--- EXTRACTED ENTRIES ---
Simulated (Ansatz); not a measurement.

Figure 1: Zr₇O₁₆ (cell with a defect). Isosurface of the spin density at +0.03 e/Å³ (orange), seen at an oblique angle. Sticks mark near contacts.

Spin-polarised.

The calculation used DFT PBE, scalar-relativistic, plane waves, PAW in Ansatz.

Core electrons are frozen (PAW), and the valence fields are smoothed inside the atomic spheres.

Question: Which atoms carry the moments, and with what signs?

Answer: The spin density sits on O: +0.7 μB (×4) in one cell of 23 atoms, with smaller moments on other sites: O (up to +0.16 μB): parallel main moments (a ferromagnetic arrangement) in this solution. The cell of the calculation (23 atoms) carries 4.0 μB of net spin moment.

--- REQUIRED ACTION ---
Reproduce the entries above in full, precisely as written.

--- EXERCISE ANSWER ---
Simulated (Ansatz); not a measurement.

Figure 1: Zr₇O₁₆ (cell with a defect). Isosurface of the spin density at +0.03 e/Å³ (orange), seen at an oblique angle. Sticks mark near contacts.

Spin-polarised.

The calculation used DFT PBE, scalar-relativistic, plane waves, PAW in Ansatz.

Core electrons are frozen (PAW), and the valence fields are smoothed inside the atomic spheres.

Question: Which atoms carry the moments, and with what signs?

Answer: The spin density sits on O: +0.7 μB (×4) in one cell of 23 atoms, with smaller moments on other sites: O (up to +0.16 μB): parallel main moments (a ferromagnetic arrangement) in this solution. The cell of the calculation (23 atoms) carries 4.0 μB of net spin moment.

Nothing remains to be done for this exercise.